### Record excerpts:
Segment Open
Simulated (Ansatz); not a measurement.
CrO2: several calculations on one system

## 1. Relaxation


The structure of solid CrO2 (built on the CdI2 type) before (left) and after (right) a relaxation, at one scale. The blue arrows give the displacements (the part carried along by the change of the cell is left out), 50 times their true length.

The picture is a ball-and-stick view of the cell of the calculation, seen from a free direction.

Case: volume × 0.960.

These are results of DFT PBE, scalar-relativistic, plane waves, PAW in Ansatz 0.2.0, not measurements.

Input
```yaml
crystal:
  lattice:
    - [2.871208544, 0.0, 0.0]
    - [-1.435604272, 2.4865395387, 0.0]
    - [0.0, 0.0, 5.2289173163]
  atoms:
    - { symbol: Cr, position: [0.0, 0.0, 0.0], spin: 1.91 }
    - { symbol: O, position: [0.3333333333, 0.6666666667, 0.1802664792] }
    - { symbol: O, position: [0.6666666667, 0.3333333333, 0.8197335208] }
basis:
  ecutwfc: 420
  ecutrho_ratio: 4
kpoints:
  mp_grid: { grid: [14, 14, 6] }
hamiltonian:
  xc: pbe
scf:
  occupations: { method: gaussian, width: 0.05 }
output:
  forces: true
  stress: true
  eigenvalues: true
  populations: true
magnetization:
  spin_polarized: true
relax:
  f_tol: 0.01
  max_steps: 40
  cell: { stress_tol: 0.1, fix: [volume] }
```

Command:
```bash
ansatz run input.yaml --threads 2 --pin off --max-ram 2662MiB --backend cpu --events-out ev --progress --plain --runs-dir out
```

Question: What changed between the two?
Segment Closed

### Brief:
Where the data above reaches the line holding "## 1. Relaxation", begin printing, and stop after the line holding "Case: volume × 0.960.". Each line must be reproduced exactly, with nothing else added.

### Answer box:
## 1. Relaxation


The structure of solid CrO2 (built on the CdI2 type) before (left) and after (right) a relaxation, at one scale. The blue arrows give the displacements (the part carried along by the change of the cell is left out), 50 times their true length.

The picture is a ball-and-stick view of the cell of the calculation, seen from a free direction.

Case: volume × 0.960.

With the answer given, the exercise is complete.